%%

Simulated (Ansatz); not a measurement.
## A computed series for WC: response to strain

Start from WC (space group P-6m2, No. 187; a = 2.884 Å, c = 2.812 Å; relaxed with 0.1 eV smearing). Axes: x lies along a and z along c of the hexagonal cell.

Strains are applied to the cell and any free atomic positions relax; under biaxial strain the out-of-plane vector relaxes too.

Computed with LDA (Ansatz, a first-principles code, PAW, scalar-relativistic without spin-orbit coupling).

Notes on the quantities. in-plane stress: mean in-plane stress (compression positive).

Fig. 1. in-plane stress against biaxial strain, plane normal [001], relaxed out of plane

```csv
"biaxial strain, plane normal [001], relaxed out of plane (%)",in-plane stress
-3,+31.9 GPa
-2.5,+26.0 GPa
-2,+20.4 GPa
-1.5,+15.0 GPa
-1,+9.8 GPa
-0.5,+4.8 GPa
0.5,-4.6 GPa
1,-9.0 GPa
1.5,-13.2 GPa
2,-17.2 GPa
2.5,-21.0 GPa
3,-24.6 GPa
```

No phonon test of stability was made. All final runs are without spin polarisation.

%%

**WORK TASK**.
The reply should hold only the lines from the beginning of the listing to the line with "Start from WC", both ends included, unchanged.

**YOUR SOLUTION**.
Simulated (Ansatz); not a measurement.
## A computed series for WC: response to strain

Start from WC (space group P-6m2, No. 187; a = 2.884 Å, c = 2.812 Å; relaxed with 0.1 eV smearing). Axes: x lies along a and z along c of the hexagonal cell.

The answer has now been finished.